#### Required action
Please copy exactly the lines from the top of the data through the line containing "Problem. Predict the final energy.", and nothing else.

#### Supplied information
• • • •

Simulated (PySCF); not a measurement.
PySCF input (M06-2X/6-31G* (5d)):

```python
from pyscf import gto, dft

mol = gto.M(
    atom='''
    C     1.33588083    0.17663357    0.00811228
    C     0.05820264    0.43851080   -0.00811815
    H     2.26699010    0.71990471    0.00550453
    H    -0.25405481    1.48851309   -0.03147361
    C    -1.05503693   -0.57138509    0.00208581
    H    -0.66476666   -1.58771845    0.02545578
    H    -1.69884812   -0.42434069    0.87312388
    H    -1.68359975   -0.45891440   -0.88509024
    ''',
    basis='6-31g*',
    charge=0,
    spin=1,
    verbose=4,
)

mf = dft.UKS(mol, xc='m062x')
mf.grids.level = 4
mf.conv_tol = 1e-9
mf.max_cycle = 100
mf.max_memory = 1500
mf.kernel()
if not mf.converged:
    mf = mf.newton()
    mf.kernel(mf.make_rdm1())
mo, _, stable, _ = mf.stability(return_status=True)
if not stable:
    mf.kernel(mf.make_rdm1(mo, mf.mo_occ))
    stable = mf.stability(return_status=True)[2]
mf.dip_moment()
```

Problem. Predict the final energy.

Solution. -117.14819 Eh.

• • • •

#### Task answer
Simulated (PySCF); not a measurement.
PySCF input (M06-2X/6-31G* (5d)):

```python
from pyscf import gto, dft

mol = gto.M(
    atom='''
    C     1.33588083    0.17663357    0.00811228
    C     0.05820264    0.43851080   -0.00811815
    H     2.26699010    0.71990471    0.00550453
    H    -0.25405481    1.48851309   -0.03147361
    C    -1.05503693   -0.57138509    0.00208581
    H    -0.66476666   -1.58771845    0.02545578
    H    -1.69884812   -0.42434069    0.87312388
    H    -1.68359975   -0.45891440   -0.88509024
    ''',
    basis='6-31g*',
    charge=0,
    spin=1,
    verbose=4,
)

mf = dft.UKS(mol, xc='m062x')
mf.grids.level = 4
mf.conv_tol = 1e-9
mf.max_cycle = 100
mf.max_memory = 1500
mf.kernel()
if not mf.converged:
    mf = mf.newton()
    mf.kernel(mf.make_rdm1())
mo, _, stable, _ = mf.stability(return_status=True)
if not stable:
    mf.kernel(mf.make_rdm1(mo, mf.mo_occ))
    stable = mf.stability(return_status=True)[2]
mf.dip_moment()
```

Problem. Predict the final energy.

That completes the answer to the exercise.